▸ WORK ORDER: Nothing in the records should be left out; transcribe them exactly.

━━━ RECORD EXTRACTS

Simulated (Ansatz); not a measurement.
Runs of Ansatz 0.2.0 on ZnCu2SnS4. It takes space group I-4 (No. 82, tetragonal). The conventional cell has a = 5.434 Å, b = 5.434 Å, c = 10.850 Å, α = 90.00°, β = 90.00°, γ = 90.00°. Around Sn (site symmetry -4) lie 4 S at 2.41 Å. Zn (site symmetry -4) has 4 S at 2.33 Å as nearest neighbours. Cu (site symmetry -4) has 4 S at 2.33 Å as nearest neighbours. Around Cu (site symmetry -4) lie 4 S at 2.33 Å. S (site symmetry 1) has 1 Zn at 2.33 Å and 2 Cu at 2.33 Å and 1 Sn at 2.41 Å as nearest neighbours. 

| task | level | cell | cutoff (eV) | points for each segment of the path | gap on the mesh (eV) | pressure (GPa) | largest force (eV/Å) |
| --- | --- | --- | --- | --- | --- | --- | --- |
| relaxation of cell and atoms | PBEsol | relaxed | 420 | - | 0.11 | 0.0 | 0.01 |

━━━━━━

▸ RESPONSE:
Simulated (Ansatz); not a measurement.
Runs of Ansatz 0.2.0 on ZnCu2SnS4. It takes space group I-4 (No. 82, tetragonal). The conventional cell has a = 5.434 Å, b = 5.434 Å, c = 10.850 Å, α = 90.00°, β = 90.00°, γ = 90.00°. Around Sn (site symmetry -4) lie 4 S at 2.41 Å. Zn (site symmetry -4) has 4 S at 2.33 Å as nearest neighbours. Cu (site symmetry -4) has 4 S at 2.33 Å as nearest neighbours. Around Cu (site symmetry -4) lie 4 S at 2.33 Å. S (site symmetry 1) has 1 Zn at 2.33 Å and 2 Cu at 2.33 Å and 1 Sn at 2.41 Å as nearest neighbours. 

| task | level | cell | cutoff (eV) | points for each segment of the path | gap on the mesh (eV) | pressure (GPa) | largest force (eV/Å) |
| --- | --- | --- | --- | --- | --- | --- | --- |
| relaxation of cell and atoms | PBEsol | relaxed | 420 | - | 0.11 | 0.0 | 0.01 |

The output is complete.